Recorded data:
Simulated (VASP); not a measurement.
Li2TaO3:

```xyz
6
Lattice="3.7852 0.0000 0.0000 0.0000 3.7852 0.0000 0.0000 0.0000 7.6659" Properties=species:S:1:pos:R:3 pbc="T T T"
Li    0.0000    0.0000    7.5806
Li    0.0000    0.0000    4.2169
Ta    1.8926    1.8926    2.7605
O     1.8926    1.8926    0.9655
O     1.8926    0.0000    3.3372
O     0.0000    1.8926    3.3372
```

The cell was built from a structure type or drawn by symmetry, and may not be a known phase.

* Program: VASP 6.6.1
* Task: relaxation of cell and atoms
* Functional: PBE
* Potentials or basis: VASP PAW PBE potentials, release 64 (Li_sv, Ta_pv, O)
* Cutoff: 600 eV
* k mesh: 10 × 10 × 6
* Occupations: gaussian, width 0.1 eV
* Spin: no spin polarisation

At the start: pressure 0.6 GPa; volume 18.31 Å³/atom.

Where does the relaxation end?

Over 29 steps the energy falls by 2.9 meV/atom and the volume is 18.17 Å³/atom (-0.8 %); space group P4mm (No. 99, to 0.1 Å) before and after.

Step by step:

Exercise: Each record above needs to be transcribed word for word.

Exercise result:
Simulated (VASP); not a measurement.
Li2TaO3:

```xyz
6
Lattice="3.7852 0.0000 0.0000 0.0000 3.7852 0.0000 0.0000 0.0000 7.6659" Properties=species:S:1:pos:R:3 pbc="T T T"
Li    0.0000    0.0000    7.5806
Li    0.0000    0.0000    4.2169
Ta    1.8926    1.8926    2.7605
O     1.8926    1.8926    0.9655
O     1.8926    0.0000    3.3372
O     0.0000    1.8926    3.3372
```

The cell was built from a structure type or drawn by symmetry, and may not be a known phase.

* Program: VASP 6.6.1
* Task: relaxation of cell and atoms
* Functional: PBE
* Potentials or basis: VASP PAW PBE potentials, release 64 (Li_sv, Ta_pv, O)
* Cutoff: 600 eV
* k mesh: 10 × 10 × 6
* Occupations: gaussian, width 0.1 eV
* Spin: no spin polarisation

At the start: pressure 0.6 GPa; volume 18.31 Å³/atom.

Where does the relaxation end?

Over 29 steps the energy falls by 2.9 meV/atom and the volume is 18.17 Å³/atom (-0.8 %); space group P4mm (No. 99, to 0.1 Å) before and after.

Step by step:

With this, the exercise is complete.